* **Work task**: From the first line to the last, reproduce the material exactly.

===== Records supplied =====

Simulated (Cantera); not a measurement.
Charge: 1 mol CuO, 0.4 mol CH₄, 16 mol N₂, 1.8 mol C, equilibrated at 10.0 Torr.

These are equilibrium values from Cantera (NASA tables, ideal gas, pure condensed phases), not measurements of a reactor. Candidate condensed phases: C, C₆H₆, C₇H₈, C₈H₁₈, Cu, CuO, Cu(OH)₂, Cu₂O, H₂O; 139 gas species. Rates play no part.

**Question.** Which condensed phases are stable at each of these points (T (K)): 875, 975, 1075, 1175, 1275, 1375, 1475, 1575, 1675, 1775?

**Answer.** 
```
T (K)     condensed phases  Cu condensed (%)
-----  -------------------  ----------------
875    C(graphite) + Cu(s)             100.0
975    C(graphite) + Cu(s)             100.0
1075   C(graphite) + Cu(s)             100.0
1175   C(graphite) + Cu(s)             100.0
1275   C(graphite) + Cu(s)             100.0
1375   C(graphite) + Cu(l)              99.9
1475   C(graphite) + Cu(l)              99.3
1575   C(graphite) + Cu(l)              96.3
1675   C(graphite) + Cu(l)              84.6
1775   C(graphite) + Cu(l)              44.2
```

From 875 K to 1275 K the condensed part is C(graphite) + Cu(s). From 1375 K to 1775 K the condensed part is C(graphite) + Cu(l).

=====

* **Exercise answer**:
Simulated (Cantera); not a measurement.
Charge: 1 mol CuO, 0.4 mol CH₄, 16 mol N₂, 1.8 mol C, equilibrated at 10.0 Torr.

These are equilibrium values from Cantera (NASA tables, ideal gas, pure condensed phases), not measurements of a reactor. Candidate condensed phases: C, C₆H₆, C₇H₈, C₈H₁₈, Cu, CuO, Cu(OH)₂, Cu₂O, H₂O; 139 gas species. Rates play no part.

**Question.** Which condensed phases are stable at each of these points (T (K)): 875, 975, 1075, 1175, 1275, 1375, 1475, 1575, 1675, 1775?

**Answer.** 
```
T (K)     condensed phases  Cu condensed (%)
-----  -------------------  ----------------
875    C(graphite) + Cu(s)             100.0
975    C(graphite) + Cu(s)             100.0
1075   C(graphite) + Cu(s)             100.0
1175   C(graphite) + Cu(s)             100.0
1275   C(graphite) + Cu(s)             100.0
1375   C(graphite) + Cu(l)              99.9
1475   C(graphite) + Cu(l)              99.3
1575   C(graphite) + Cu(l)              96.3
1675   C(graphite) + Cu(l)              84.6
1775   C(graphite) + Cu(l)              44.2
```

From 875 K to 1275 K the condensed part is C(graphite) + Cu(s). From 1375 K to 1775 K the condensed part is C(graphite) + Cu(l).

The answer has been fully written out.